# Material shown
^^^^^^^^^^^^^^^^

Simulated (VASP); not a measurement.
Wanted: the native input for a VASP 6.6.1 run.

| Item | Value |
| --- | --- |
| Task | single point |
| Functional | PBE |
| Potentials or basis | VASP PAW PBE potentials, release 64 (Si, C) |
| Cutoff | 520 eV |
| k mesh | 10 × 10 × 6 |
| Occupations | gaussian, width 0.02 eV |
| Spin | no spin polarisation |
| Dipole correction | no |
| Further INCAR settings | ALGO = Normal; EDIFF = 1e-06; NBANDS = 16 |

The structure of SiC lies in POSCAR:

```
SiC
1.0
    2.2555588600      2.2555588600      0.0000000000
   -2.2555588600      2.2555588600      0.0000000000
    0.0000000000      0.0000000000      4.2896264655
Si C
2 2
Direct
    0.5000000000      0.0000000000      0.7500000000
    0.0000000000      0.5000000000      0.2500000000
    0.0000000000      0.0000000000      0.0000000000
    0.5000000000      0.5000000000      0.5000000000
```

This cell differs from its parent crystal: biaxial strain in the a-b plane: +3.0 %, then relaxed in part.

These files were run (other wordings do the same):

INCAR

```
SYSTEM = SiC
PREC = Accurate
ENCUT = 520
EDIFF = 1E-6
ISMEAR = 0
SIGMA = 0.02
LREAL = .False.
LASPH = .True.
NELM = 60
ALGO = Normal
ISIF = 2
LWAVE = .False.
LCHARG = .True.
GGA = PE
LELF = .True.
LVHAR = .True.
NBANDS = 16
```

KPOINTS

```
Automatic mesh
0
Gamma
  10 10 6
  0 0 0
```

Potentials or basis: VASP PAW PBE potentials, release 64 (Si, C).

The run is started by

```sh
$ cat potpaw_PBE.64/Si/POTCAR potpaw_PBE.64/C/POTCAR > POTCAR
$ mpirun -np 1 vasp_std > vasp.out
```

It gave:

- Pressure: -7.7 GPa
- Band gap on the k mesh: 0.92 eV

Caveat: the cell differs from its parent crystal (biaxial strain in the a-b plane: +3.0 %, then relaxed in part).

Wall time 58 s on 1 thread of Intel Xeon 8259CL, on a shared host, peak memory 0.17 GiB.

^^^^^^^^^^^^^^^^

# Action item
Retype the records above exactly, from their first line through the line that contains "Caveat: the cell", and stop there.

# Written solution
Simulated (VASP); not a measurement.
Wanted: the native input for a VASP 6.6.1 run.

| Item | Value |
| --- | --- |
| Task | single point |
| Functional | PBE |
| Potentials or basis | VASP PAW PBE potentials, release 64 (Si, C) |
| Cutoff | 520 eV |
| k mesh | 10 × 10 × 6 |
| Occupations | gaussian, width 0.02 eV |
| Spin | no spin polarisation |
| Dipole correction | no |
| Further INCAR settings | ALGO = Normal; EDIFF = 1e-06; NBANDS = 16 |

The structure of SiC lies in POSCAR:

```
SiC
1.0
    2.2555588600      2.2555588600      0.0000000000
   -2.2555588600      2.2555588600      0.0000000000
    0.0000000000      0.0000000000      4.2896264655
Si C
2 2
Direct
    0.5000000000      0.0000000000      0.7500000000
    0.0000000000      0.5000000000      0.2500000000
    0.0000000000      0.0000000000      0.0000000000
    0.5000000000      0.5000000000      0.5000000000
```

This cell differs from its parent crystal: biaxial strain in the a-b plane: +3.0 %, then relaxed in part.

These files were run (other wordings do the same):

INCAR

```
SYSTEM = SiC
PREC = Accurate
ENCUT = 520
EDIFF = 1E-6
ISMEAR = 0
SIGMA = 0.02
LREAL = .False.
LASPH = .True.
NELM = 60
ALGO = Normal
ISIF = 2
LWAVE = .False.
LCHARG = .True.
GGA = PE
LELF = .True.
LVHAR = .True.
NBANDS = 16
```

KPOINTS

```
Automatic mesh
0
Gamma
  10 10 6
  0 0 0
```

Potentials or basis: VASP PAW PBE potentials, release 64 (Si, C).

The run is started by

```sh
$ cat potpaw_PBE.64/Si/POTCAR potpaw_PBE.64/C/POTCAR > POTCAR
$ mpirun -np 1 vasp_std > vasp.out
```

It gave:

- Pressure: -7.7 GPa
- Band gap on the k mesh: 0.92 eV

Caveat: the cell differs from its parent crystal (biaxial strain in the a-b plane: +3.0 %, then relaxed in part).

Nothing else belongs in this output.